**Work order**
In full and without change, return each entry.

------------

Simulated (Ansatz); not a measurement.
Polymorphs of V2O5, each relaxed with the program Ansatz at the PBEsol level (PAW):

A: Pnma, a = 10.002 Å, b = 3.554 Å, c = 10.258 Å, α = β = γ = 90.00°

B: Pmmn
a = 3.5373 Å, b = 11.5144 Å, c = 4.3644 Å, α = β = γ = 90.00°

------------

**Task answer**
Simulated (Ansatz); not a measurement.
Polymorphs of V2O5, each relaxed with the program Ansatz at the PBEsol level (PAW):

A: Pnma, a = 10.002 Å, b = 3.554 Å, c = 10.258 Å, α = β = γ = 90.00°

B: Pmmn
a = 3.5373 Å, b = 11.5144 Å, c = 4.3644 Å, α = β = γ = 90.00°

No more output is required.